All that should be output is the block of lines below from the line with "Computed with PBE0/def2-TZVP (PySCF)." to the line with "On the same", both included, exactly as written.

********
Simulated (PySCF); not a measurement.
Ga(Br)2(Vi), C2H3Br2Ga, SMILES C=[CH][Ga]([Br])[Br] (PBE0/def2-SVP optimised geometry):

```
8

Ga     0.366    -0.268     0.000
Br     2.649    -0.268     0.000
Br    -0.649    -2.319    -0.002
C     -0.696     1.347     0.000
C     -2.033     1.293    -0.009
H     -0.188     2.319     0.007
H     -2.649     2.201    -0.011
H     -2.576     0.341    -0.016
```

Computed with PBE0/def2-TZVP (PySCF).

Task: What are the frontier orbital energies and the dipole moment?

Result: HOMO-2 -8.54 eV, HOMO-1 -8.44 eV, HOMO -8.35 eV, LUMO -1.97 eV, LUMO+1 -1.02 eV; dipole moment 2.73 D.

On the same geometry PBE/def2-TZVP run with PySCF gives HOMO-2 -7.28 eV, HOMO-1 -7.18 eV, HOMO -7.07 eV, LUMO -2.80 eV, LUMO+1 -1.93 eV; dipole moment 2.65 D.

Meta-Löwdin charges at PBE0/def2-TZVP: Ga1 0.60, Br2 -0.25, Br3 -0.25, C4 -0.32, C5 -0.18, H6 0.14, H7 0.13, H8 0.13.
********

Written reply.
Computed with PBE0/def2-TZVP (PySCF).

Task: What are the frontier orbital energies and the dipole moment?

Result: HOMO-2 -8.54 eV, HOMO-1 -8.44 eV, HOMO -8.35 eV, LUMO -1.97 eV, LUMO+1 -1.02 eV; dipole moment 2.73 D.

On the same geometry PBE/def2-TZVP run with PySCF gives HOMO-2 -7.28 eV, HOMO-1 -7.18 eV, HOMO -7.07 eV, LUMO -2.80 eV, LUMO+1 -1.93 eV; dipole moment 2.65 D.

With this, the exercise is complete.